■ Data supplied ■
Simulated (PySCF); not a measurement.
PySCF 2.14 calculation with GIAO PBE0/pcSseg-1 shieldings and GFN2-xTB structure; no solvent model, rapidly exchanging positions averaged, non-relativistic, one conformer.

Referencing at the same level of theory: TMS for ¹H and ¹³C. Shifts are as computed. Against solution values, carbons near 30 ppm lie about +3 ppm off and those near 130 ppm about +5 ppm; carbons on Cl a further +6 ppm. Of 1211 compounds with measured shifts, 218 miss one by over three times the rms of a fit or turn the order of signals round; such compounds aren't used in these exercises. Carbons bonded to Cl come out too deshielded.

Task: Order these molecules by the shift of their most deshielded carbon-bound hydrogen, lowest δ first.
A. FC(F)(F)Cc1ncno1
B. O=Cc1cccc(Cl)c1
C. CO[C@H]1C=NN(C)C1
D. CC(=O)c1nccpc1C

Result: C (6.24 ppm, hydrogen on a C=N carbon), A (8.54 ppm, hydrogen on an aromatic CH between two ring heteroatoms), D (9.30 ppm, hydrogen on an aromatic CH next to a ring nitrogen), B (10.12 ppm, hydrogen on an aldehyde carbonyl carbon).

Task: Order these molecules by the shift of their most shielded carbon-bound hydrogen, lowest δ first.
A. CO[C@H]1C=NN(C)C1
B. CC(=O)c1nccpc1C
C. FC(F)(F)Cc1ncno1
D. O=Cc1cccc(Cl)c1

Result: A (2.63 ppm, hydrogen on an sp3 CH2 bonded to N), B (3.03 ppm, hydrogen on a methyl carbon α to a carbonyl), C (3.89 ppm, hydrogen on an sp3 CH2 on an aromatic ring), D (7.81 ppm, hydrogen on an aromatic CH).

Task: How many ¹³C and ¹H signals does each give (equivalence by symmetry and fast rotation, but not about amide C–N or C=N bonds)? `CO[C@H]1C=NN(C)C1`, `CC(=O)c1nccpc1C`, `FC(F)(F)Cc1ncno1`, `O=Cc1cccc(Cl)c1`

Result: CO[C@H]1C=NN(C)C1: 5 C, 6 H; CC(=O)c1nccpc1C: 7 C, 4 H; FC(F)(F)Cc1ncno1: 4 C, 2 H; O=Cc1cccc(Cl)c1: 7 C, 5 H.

■ Work instruction ■
Output the first line of the entries above and every line after it, exactly as written, ending with the line that contains "PySCF 2.14 calculation".

■ Response area ■
Simulated (PySCF); not a measurement.
PySCF 2.14 calculation with GIAO PBE0/pcSseg-1 shieldings and GFN2-xTB structure; no solvent model, rapidly exchanging positions averaged, non-relativistic, one conformer.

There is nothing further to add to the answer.